:::::
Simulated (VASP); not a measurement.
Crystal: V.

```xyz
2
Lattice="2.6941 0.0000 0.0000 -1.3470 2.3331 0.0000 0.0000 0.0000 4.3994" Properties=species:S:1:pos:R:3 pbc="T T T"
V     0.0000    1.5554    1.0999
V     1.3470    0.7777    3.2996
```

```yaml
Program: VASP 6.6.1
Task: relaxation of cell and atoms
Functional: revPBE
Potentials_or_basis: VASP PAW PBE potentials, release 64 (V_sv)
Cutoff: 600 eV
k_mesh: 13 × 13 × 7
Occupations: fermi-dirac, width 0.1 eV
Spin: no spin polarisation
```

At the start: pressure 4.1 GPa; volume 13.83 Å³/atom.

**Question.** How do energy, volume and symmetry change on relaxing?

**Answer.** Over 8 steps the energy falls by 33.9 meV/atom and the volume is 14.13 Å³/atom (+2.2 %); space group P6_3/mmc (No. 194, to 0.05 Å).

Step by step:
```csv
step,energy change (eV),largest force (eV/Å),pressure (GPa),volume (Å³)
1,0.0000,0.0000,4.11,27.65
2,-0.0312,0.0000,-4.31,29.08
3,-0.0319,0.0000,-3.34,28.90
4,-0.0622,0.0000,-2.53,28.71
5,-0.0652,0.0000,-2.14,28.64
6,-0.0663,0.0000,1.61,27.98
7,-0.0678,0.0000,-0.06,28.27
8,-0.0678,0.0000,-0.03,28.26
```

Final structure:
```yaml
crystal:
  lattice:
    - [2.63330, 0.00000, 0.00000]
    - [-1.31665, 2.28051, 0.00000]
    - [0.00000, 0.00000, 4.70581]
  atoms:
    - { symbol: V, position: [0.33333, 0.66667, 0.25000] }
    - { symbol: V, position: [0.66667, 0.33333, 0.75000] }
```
:::::

Starting at the first line of the data above, please restate word for word every line up to and including the one that holds "change on relaxing?", and add nothing else.

Task solution –
Simulated (VASP); not a measurement.
Crystal: V.

```xyz
2
Lattice="2.6941 0.0000 0.0000 -1.3470 2.3331 0.0000 0.0000 0.0000 4.3994" Properties=species:S:1:pos:R:3 pbc="T T T"
V     0.0000    1.5554    1.0999
V     1.3470    0.7777    3.2996
```

```yaml
Program: VASP 6.6.1
Task: relaxation of cell and atoms
Functional: revPBE
Potentials_or_basis: VASP PAW PBE potentials, release 64 (V_sv)
Cutoff: 600 eV
k_mesh: 13 × 13 × 7
Occupations: fermi-dirac, width 0.1 eV
Spin: no spin polarisation
```

At the start: pressure 4.1 GPa; volume 13.83 Å³/atom.

**Question.** How do energy, volume and symmetry change on relaxing?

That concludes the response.